◆ Data provided:
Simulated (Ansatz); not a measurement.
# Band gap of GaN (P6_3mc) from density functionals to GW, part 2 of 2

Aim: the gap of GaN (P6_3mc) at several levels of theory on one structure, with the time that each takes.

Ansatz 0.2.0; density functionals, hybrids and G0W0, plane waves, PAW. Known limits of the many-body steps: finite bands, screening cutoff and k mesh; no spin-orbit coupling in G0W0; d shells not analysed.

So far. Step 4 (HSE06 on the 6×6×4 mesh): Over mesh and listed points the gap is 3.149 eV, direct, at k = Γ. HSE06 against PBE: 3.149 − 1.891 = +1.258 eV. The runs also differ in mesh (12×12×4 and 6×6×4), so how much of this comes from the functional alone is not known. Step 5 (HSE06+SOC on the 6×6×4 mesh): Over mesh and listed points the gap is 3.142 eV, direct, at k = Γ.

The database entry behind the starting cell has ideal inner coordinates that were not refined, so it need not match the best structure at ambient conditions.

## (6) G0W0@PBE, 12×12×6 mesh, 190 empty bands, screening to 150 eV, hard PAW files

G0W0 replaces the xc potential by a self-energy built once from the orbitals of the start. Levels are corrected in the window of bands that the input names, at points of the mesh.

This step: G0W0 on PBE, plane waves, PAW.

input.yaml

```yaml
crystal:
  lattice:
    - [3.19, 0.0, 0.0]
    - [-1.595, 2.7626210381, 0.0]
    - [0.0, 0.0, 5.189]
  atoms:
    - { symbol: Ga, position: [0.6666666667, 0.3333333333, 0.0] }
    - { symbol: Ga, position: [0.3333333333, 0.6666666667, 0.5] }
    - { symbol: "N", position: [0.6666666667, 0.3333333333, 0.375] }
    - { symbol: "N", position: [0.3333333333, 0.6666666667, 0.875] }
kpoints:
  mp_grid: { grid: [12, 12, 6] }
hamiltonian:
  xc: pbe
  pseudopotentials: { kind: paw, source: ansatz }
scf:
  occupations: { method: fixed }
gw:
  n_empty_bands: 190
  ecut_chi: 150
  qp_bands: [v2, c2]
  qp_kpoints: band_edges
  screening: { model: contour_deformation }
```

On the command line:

◆ Work order:
From the opening line of the data above, please print each line as written up to and including the line that contains "Ansatz 0.2.0; density", and nothing more.

◆ Response:
Simulated (Ansatz); not a measurement.
# Band gap of GaN (P6_3mc) from density functionals to GW, part 2 of 2

Aim: the gap of GaN (P6_3mc) at several levels of theory on one structure, with the time that each takes.

Ansatz 0.2.0; density functionals, hybrids and G0W0, plane waves, PAW. Known limits of the many-body steps: finite bands, screening cutoff and k mesh; no spin-orbit coupling in G0W0; d shells not analysed.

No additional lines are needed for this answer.